> WORK ITEM
Copy out each line from the start of the material below until the line with "1 | 0.0606 |", that line included.

_ _ _ _ _
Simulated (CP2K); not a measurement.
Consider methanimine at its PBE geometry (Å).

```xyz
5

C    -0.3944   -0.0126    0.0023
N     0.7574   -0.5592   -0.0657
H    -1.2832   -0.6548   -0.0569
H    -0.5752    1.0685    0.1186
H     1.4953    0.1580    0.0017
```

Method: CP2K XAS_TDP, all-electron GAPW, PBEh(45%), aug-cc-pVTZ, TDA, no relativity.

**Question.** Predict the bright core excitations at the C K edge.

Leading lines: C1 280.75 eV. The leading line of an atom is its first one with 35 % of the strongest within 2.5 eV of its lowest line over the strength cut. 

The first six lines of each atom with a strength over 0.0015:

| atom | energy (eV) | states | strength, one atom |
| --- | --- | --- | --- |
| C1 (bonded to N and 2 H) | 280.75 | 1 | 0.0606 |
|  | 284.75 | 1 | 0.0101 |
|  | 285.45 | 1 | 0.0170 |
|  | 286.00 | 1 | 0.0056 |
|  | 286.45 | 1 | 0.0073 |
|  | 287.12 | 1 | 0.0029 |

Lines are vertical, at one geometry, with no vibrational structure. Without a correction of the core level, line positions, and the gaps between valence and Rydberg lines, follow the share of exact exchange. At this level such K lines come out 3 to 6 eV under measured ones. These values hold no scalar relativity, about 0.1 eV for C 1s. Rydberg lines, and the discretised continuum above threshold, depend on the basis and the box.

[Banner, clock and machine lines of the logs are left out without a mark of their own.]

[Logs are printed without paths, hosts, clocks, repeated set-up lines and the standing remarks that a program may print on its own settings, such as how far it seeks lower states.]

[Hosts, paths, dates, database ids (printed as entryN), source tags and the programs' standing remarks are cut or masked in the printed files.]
_ _ _ _ _

> EXERCISE SOLUTION
Simulated (CP2K); not a measurement.
Consider methanimine at its PBE geometry (Å).

```xyz
5

C    -0.3944   -0.0126    0.0023
N     0.7574   -0.5592   -0.0657
H    -1.2832   -0.6548   -0.0569
H    -0.5752    1.0685    0.1186
H     1.4953    0.1580    0.0017
```

Method: CP2K XAS_TDP, all-electron GAPW, PBEh(45%), aug-cc-pVTZ, TDA, no relativity.

**Question.** Predict the bright core excitations at the C K edge.

Leading lines: C1 280.75 eV. The leading line of an atom is its first one with 35 % of the strongest within 2.5 eV of its lowest line over the strength cut. 

The first six lines of each atom with a strength over 0.0015:

| atom | energy (eV) | states | strength, one atom |
| --- | --- | --- | --- |
| C1 (bonded to N and 2 H) | 280.75 | 1 | 0.0606 |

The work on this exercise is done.